● **Supplied data**
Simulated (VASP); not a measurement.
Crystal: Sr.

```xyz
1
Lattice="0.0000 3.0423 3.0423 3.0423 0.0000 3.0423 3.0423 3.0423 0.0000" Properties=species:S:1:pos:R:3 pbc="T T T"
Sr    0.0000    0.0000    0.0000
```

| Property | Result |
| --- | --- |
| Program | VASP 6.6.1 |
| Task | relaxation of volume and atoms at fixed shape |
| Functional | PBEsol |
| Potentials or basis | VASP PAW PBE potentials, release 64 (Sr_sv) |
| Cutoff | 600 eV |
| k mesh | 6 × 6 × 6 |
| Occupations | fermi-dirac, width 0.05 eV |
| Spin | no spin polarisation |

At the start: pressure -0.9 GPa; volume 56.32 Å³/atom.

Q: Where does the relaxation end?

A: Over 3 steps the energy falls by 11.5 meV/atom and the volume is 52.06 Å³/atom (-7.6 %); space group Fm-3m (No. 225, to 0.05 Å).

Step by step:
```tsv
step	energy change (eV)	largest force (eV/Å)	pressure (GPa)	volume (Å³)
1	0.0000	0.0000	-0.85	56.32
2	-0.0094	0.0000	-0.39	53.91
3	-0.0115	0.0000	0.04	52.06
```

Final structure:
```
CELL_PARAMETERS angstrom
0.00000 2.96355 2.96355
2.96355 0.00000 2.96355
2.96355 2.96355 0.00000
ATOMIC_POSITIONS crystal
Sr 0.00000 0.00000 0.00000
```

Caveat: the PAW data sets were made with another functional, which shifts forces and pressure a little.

● **Required action**
The line with "Functional | PBEsol |" marks the end; reproduce exactly every line from the start of the entries up to it, that line included.

● **Task result**
Simulated (VASP); not a measurement.
Crystal: Sr.

```xyz
1
Lattice="0.0000 3.0423 3.0423 3.0423 0.0000 3.0423 3.0423 3.0423 0.0000" Properties=species:S:1:pos:R:3 pbc="T T T"
Sr    0.0000    0.0000    0.0000
```

| Property | Result |
| --- | --- |
| Program | VASP 6.6.1 |
| Task | relaxation of volume and atoms at fixed shape |
| Functional | PBEsol |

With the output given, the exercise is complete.